## Requirement
Every line from the first in the listing below to the line containing "Problem. What did" is to be repeated exactly, and no line past it.

# # # # #

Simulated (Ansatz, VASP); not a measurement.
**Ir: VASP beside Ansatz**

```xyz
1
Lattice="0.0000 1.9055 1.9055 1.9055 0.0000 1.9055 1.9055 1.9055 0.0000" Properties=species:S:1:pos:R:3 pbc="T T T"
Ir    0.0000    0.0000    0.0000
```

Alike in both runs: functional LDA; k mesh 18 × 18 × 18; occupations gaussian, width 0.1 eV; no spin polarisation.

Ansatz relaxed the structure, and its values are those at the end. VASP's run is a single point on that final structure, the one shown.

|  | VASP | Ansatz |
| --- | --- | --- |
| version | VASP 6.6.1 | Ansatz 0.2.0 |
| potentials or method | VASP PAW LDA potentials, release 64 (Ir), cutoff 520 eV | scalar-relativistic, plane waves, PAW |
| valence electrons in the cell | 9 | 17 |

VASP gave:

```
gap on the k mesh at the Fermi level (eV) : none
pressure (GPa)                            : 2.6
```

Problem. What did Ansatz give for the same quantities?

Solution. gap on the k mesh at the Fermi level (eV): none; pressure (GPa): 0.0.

# # # # #

## Worked solution
Simulated (Ansatz, VASP); not a measurement.
**Ir: VASP beside Ansatz**

```xyz
1
Lattice="0.0000 1.9055 1.9055 1.9055 0.0000 1.9055 1.9055 1.9055 0.0000" Properties=species:S:1:pos:R:3 pbc="T T T"
Ir    0.0000    0.0000    0.0000
```

Alike in both runs: functional LDA; k mesh 18 × 18 × 18; occupations gaussian, width 0.1 eV; no spin polarisation.

Ansatz relaxed the structure, and its values are those at the end. VASP's run is a single point on that final structure, the one shown.

|  | VASP | Ansatz |
| --- | --- | --- |
| version | VASP 6.6.1 | Ansatz 0.2.0 |
| potentials or method | VASP PAW LDA potentials, release 64 (Ir), cutoff 520 eV | scalar-relativistic, plane waves, PAW |
| valence electrons in the cell | 9 | 17 |

VASP gave:

```
gap on the k mesh at the Fermi level (eV) : none
pressure (GPa)                            : 2.6
```

Problem. What did Ansatz give for the same quantities?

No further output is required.